*Activity*
Return the records that follow, matching each one exactly.

*Records shown*
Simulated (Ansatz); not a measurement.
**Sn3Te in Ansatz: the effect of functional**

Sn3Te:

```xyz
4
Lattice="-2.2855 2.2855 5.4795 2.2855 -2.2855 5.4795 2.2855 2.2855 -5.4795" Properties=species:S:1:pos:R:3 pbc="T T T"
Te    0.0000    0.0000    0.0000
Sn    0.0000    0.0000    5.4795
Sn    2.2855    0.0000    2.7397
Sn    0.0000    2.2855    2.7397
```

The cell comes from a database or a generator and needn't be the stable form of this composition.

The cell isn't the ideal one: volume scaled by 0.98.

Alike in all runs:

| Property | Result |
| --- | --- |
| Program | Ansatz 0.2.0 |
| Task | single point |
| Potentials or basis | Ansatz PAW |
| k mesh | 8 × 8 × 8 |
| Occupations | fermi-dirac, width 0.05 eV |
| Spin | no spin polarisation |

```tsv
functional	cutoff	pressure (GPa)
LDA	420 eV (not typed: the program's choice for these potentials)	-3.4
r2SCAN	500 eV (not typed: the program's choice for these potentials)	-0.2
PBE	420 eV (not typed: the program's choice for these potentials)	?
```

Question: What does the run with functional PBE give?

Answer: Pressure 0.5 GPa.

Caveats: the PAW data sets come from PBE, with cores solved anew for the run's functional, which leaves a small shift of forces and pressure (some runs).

*Written solution*
Simulated (Ansatz); not a measurement.
**Sn3Te in Ansatz: the effect of functional**

Sn3Te:

```xyz
4
Lattice="-2.2855 2.2855 5.4795 2.2855 -2.2855 5.4795 2.2855 2.2855 -5.4795" Properties=species:S:1:pos:R:3 pbc="T T T"
Te    0.0000    0.0000    0.0000
Sn    0.0000    0.0000    5.4795
Sn    2.2855    0.0000    2.7397
Sn    0.0000    2.2855    2.7397
```

The cell comes from a database or a generator and needn't be the stable form of this composition.

The cell isn't the ideal one: volume scaled by 0.98.

Alike in all runs:

| Property | Result |
| --- | --- |
| Program | Ansatz 0.2.0 |
| Task | single point |
| Potentials or basis | Ansatz PAW |
| k mesh | 8 × 8 × 8 |
| Occupations | fermi-dirac, width 0.05 eV |
| Spin | no spin polarisation |

```tsv
functional	cutoff	pressure (GPa)
LDA	420 eV (not typed: the program's choice for these potentials)	-3.4
r2SCAN	500 eV (not typed: the program's choice for these potentials)	-0.2
PBE	420 eV (not typed: the program's choice for these potentials)	?
```

Question: What does the run with functional PBE give?

Answer: Pressure 0.5 GPa.

Caveats: the PAW data sets come from PBE, with cores solved anew for the run's functional, which leaves a small shift of forces and pressure (some runs).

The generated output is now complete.